REQUIREMENT: Reproduce each line of the data exactly as it is.

MATERIAL SUPPLIED:
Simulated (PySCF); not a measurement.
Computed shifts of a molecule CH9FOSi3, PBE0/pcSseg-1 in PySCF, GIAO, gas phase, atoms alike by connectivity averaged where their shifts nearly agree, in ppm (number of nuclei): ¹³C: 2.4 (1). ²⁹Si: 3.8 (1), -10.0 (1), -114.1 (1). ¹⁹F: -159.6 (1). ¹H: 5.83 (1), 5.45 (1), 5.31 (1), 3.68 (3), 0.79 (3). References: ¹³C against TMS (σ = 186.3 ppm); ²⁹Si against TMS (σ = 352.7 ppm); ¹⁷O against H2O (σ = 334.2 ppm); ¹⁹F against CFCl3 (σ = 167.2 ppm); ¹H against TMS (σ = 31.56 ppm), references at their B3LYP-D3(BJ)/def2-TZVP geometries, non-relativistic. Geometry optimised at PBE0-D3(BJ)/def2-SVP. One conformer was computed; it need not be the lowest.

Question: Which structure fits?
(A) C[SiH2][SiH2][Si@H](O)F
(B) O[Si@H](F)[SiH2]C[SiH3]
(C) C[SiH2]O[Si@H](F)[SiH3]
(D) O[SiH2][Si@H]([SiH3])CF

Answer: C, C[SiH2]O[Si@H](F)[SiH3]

ANSWER SPACE:
Simulated (PySCF); not a measurement.
Computed shifts of a molecule CH9FOSi3, PBE0/pcSseg-1 in PySCF, GIAO, gas phase, atoms alike by connectivity averaged where their shifts nearly agree, in ppm (number of nuclei): ¹³C: 2.4 (1). ²⁹Si: 3.8 (1), -10.0 (1), -114.1 (1). ¹⁹F: -159.6 (1). ¹H: 5.83 (1), 5.45 (1), 5.31 (1), 3.68 (3), 0.79 (3). References: ¹³C against TMS (σ = 186.3 ppm); ²⁹Si against TMS (σ = 352.7 ppm); ¹⁷O against H2O (σ = 334.2 ppm); ¹⁹F against CFCl3 (σ = 167.2 ppm); ¹H against TMS (σ = 31.56 ppm), references at their B3LYP-D3(BJ)/def2-TZVP geometries, non-relativistic. Geometry optimised at PBE0-D3(BJ)/def2-SVP. One conformer was computed; it need not be the lowest.

Question: Which structure fits?
(A) C[SiH2][SiH2][Si@H](O)F
(B) O[Si@H](F)[SiH2]C[SiH3]
(C) C[SiH2]O[Si@H](F)[SiH3]
(D) O[SiH2][Si@H]([SiH3])CF

Answer: C, C[SiH2]O[Si@H](F)[SiH3]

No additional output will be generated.